* **Assignment**
Can you return the records below exactly as they stand, but only from the first line through the one with "Task: How long"?

* **Raw data**
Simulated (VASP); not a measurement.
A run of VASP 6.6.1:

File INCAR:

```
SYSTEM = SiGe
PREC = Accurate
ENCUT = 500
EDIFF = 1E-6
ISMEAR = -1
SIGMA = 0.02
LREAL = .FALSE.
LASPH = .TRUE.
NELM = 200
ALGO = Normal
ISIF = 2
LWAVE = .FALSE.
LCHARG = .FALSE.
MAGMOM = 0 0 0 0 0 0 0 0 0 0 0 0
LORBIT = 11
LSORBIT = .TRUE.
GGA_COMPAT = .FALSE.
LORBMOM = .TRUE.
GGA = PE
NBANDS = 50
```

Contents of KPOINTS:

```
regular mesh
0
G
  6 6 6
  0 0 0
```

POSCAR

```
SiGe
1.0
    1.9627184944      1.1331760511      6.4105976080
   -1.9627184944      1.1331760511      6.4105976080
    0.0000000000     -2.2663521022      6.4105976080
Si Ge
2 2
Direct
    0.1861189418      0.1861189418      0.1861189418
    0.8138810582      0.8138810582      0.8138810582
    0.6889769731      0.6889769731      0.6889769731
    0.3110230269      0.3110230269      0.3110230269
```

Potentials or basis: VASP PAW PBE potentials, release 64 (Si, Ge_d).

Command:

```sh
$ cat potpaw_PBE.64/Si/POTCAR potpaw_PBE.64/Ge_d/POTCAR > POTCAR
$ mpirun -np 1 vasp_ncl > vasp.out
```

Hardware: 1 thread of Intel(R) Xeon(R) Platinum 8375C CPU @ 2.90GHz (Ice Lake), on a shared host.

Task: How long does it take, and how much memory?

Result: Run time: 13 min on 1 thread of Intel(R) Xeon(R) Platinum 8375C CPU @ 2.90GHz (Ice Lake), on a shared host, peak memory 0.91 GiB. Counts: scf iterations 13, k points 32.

* **Response**
Simulated (VASP); not a measurement.
A run of VASP 6.6.1:

File INCAR:

```
SYSTEM = SiGe
PREC = Accurate
ENCUT = 500
EDIFF = 1E-6
ISMEAR = -1
SIGMA = 0.02
LREAL = .FALSE.
LASPH = .TRUE.
NELM = 200
ALGO = Normal
ISIF = 2
LWAVE = .FALSE.
LCHARG = .FALSE.
MAGMOM = 0 0 0 0 0 0 0 0 0 0 0 0
LORBIT = 11
LSORBIT = .TRUE.
GGA_COMPAT = .FALSE.
LORBMOM = .TRUE.
GGA = PE
NBANDS = 50
```

Contents of KPOINTS:

```
regular mesh
0
G
  6 6 6
  0 0 0
```

POSCAR

```
SiGe
1.0
    1.9627184944      1.1331760511      6.4105976080
   -1.9627184944      1.1331760511      6.4105976080
    0.0000000000     -2.2663521022      6.4105976080
Si Ge
2 2
Direct
    0.1861189418      0.1861189418      0.1861189418
    0.8138810582      0.8138810582      0.8138810582
    0.6889769731      0.6889769731      0.6889769731
    0.3110230269      0.3110230269      0.3110230269
```

Potentials or basis: VASP PAW PBE potentials, release 64 (Si, Ge_d).

Command:

```sh
$ cat potpaw_PBE.64/Si/POTCAR potpaw_PBE.64/Ge_d/POTCAR > POTCAR
$ mpirun -np 1 vasp_ncl > vasp.out
```

Hardware: 1 thread of Intel(R) Xeon(R) Platinum 8375C CPU @ 2.90GHz (Ice Lake), on a shared host.

Task: How long does it take, and how much memory?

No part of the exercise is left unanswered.